::: The data
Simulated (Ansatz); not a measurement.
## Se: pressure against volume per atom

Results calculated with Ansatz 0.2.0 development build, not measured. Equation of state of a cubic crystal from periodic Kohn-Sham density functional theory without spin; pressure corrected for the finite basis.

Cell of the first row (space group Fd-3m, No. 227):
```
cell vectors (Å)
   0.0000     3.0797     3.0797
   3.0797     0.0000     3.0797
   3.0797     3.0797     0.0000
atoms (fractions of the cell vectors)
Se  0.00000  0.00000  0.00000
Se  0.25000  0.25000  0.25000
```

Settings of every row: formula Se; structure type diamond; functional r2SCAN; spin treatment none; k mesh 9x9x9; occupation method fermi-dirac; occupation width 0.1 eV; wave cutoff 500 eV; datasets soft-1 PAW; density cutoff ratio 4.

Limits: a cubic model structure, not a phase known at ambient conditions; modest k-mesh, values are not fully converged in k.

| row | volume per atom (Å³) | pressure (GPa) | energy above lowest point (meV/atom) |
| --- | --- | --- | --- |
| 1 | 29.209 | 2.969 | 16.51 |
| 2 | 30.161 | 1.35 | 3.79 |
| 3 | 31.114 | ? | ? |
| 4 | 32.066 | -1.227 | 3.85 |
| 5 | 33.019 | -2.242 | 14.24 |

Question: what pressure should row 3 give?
::::::

**Activity:** Give back exactly the material above from its opening line to the line bearing "-2.242 | 14.24 |".

**Worked solution:**
Simulated (Ansatz); not a measurement.
## Se: pressure against volume per atom

Results calculated with Ansatz 0.2.0 development build, not measured. Equation of state of a cubic crystal from periodic Kohn-Sham density functional theory without spin; pressure corrected for the finite basis.

Cell of the first row (space group Fd-3m, No. 227):
```
cell vectors (Å)
   0.0000     3.0797     3.0797
   3.0797     0.0000     3.0797
   3.0797     3.0797     0.0000
atoms (fractions of the cell vectors)
Se  0.00000  0.00000  0.00000
Se  0.25000  0.25000  0.25000
```

Settings of every row: formula Se; structure type diamond; functional r2SCAN; spin treatment none; k mesh 9x9x9; occupation method fermi-dirac; occupation width 0.1 eV; wave cutoff 500 eV; datasets soft-1 PAW; density cutoff ratio 4.

Limits: a cubic model structure, not a phase known at ambient conditions; modest k-mesh, values are not fully converged in k.

| row | volume per atom (Å³) | pressure (GPa) | energy above lowest point (meV/atom) |
| --- | --- | --- | --- |
| 1 | 29.209 | 2.969 | 16.51 |
| 2 | 30.161 | 1.35 | 3.79 |
| 3 | 31.114 | ? | ? |
| 4 | 32.066 | -1.227 | 3.85 |
| 5 | 33.019 | -2.242 | 14.24 |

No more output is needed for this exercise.